• **ASSIGNED TASK**
Every entry below is to be retyped exactly as it stands.

Start of MATERIAL PROVIDED

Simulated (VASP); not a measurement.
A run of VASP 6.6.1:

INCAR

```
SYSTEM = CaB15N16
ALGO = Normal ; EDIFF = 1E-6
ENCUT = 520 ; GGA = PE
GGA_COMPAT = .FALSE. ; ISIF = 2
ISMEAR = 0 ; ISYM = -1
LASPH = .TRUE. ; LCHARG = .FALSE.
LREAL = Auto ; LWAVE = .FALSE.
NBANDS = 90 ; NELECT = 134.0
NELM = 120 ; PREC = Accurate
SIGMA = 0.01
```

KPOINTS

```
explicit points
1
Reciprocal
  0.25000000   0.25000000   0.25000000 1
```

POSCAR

End of MATERIAL PROVIDED

• **YOUR RESPONSE**
Simulated (VASP); not a measurement.
A run of VASP 6.6.1:

INCAR

```
SYSTEM = CaB15N16
ALGO = Normal ; EDIFF = 1E-6
ENCUT = 520 ; GGA = PE
GGA_COMPAT = .FALSE. ; ISIF = 2
ISMEAR = 0 ; ISYM = -1
LASPH = .TRUE. ; LCHARG = .FALSE.
LREAL = Auto ; LWAVE = .FALSE.
NBANDS = 90 ; NELECT = 134.0
NELM = 120 ; PREC = Accurate
SIGMA = 0.01
```

KPOINTS

```
explicit points
1
Reciprocal
  0.25000000   0.25000000   0.25000000 1
```

POSCAR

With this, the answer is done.